### Excerpted data ###
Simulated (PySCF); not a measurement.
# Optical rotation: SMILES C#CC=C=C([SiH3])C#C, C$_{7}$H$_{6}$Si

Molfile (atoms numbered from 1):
###

### Exercise
Each line from the start of the listing above through the line containing "# Optical rotation: SMILES" should be copied exactly, please, with no other lines added.

### Answer section
Simulated (PySCF); not a measurement.
# Optical rotation: SMILES C#CC=C=C([SiH3])C#C, C$_{7}$H$_{6}$Si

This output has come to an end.